### Assignment
Retype the material below, keeping each line identical.

### Information supplied
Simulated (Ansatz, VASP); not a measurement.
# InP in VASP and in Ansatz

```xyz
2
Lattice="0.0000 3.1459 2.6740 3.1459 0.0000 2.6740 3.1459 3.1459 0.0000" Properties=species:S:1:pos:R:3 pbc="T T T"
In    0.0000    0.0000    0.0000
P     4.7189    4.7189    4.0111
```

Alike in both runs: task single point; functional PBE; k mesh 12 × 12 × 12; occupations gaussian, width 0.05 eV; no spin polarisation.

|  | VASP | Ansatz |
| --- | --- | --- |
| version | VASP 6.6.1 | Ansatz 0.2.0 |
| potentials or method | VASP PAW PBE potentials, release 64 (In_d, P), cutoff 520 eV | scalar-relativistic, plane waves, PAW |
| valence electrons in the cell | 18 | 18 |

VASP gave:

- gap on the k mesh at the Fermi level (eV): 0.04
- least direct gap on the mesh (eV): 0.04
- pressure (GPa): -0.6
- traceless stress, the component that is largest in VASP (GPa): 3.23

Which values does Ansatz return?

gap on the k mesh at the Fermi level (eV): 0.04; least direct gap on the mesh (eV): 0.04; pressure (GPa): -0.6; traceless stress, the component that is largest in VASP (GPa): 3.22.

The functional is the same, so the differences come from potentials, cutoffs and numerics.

### Task solution
Simulated (Ansatz, VASP); not a measurement.
# InP in VASP and in Ansatz

```xyz
2
Lattice="0.0000 3.1459 2.6740 3.1459 0.0000 2.6740 3.1459 3.1459 0.0000" Properties=species:S:1:pos:R:3 pbc="T T T"
In    0.0000    0.0000    0.0000
P     4.7189    4.7189    4.0111
```

Alike in both runs: task single point; functional PBE; k mesh 12 × 12 × 12; occupations gaussian, width 0.05 eV; no spin polarisation.

|  | VASP | Ansatz |
| --- | --- | --- |
| version | VASP 6.6.1 | Ansatz 0.2.0 |
| potentials or method | VASP PAW PBE potentials, release 64 (In_d, P), cutoff 520 eV | scalar-relativistic, plane waves, PAW |
| valence electrons in the cell | 18 | 18 |

VASP gave:

- gap on the k mesh at the Fermi level (eV): 0.04
- least direct gap on the mesh (eV): 0.04
- pressure (GPa): -0.6
- traceless stress, the component that is largest in VASP (GPa): 3.23

Which values does Ansatz return?

gap on the k mesh at the Fermi level (eV): 0.04; least direct gap on the mesh (eV): 0.04; pressure (GPa): -0.6; traceless stress, the component that is largest in VASP (GPa): 3.22.

The functional is the same, so the differences come from potentials, cutoffs and numerics.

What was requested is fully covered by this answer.